Work task: Working from the records below, repeat exactly the lines starting at the line that contains "Question: does an" and ending at the line that contains "### 1. Starting point", inclusive.

Entries supplied:
--
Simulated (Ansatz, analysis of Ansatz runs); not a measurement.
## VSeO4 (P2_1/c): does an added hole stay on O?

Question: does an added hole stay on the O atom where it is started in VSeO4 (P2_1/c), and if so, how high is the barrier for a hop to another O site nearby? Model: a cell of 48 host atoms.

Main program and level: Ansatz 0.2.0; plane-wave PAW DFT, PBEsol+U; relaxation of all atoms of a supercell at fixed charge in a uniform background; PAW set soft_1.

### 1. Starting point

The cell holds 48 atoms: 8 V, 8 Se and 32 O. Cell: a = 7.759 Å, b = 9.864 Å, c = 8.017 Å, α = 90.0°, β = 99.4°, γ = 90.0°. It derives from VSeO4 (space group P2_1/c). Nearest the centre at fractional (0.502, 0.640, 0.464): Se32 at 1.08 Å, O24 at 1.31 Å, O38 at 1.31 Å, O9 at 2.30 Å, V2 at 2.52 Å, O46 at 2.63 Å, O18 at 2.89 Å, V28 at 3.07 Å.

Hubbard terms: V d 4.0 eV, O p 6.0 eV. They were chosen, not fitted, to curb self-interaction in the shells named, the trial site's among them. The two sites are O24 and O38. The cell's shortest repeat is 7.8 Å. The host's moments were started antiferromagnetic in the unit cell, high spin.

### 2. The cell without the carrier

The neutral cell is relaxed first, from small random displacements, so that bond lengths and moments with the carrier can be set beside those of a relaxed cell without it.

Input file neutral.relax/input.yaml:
--

Written answer:
Question: does an added hole stay on the O atom where it is started in VSeO4 (P2_1/c), and if so, how high is the barrier for a hop to another O site nearby? Model: a cell of 48 host atoms.

Main program and level: Ansatz 0.2.0; plane-wave PAW DFT, PBEsol+U; relaxation of all atoms of a supercell at fixed charge in a uniform background; PAW set soft_1.

### 1. Starting point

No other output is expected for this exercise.